ACTIVITY: Please return each line of the listing exactly as given.

'''

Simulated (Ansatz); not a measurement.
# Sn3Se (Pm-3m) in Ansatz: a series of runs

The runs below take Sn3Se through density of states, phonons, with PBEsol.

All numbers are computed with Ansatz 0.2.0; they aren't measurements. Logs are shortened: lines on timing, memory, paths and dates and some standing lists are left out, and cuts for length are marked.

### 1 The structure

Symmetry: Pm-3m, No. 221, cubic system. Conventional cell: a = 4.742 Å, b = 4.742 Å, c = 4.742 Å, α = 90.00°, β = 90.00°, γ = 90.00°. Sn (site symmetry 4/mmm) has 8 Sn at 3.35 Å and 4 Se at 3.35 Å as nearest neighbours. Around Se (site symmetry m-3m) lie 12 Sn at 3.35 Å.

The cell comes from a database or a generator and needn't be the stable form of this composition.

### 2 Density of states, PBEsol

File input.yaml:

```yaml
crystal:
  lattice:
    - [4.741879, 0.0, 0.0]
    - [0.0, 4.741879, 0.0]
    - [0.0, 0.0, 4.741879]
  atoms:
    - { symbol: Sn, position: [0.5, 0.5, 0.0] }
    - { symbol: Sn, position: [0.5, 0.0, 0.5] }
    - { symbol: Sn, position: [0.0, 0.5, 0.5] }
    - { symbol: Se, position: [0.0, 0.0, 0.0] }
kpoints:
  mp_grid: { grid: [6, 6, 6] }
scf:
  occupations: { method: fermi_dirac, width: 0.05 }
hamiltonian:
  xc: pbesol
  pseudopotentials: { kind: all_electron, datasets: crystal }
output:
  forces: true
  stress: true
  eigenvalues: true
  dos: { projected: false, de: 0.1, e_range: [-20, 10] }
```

'''

YOUR SOLUTION:
Simulated (Ansatz); not a measurement.
# Sn3Se (Pm-3m) in Ansatz: a series of runs

The runs below take Sn3Se through density of states, phonons, with PBEsol.

All numbers are computed with Ansatz 0.2.0; they aren't measurements. Logs are shortened: lines on timing, memory, paths and dates and some standing lists are left out, and cuts for length are marked.

### 1 The structure

Symmetry: Pm-3m, No. 221, cubic system. Conventional cell: a = 4.742 Å, b = 4.742 Å, c = 4.742 Å, α = 90.00°, β = 90.00°, γ = 90.00°. Sn (site symmetry 4/mmm) has 8 Sn at 3.35 Å and 4 Se at 3.35 Å as nearest neighbours. Around Se (site symmetry m-3m) lie 12 Sn at 3.35 Å.

The cell comes from a database or a generator and needn't be the stable form of this composition.

### 2 Density of states, PBEsol

File input.yaml:

```yaml
crystal:
  lattice:
    - [4.741879, 0.0, 0.0]
    - [0.0, 4.741879, 0.0]
    - [0.0, 0.0, 4.741879]
  atoms:
    - { symbol: Sn, position: [0.5, 0.5, 0.0] }
    - { symbol: Sn, position: [0.5, 0.0, 0.5] }
    - { symbol: Sn, position: [0.0, 0.5, 0.5] }
    - { symbol: Se, position: [0.0, 0.0, 0.0] }
kpoints:
  mp_grid: { grid: [6, 6, 6] }
scf:
  occupations: { method: fermi_dirac, width: 0.05 }
hamiltonian:
  xc: pbesol
  pseudopotentials: { kind: all_electron, datasets: crystal }
output:
  forces: true
  stress: true
  eigenvalues: true
  dos: { projected: false, de: 0.1, e_range: [-20, 10] }
```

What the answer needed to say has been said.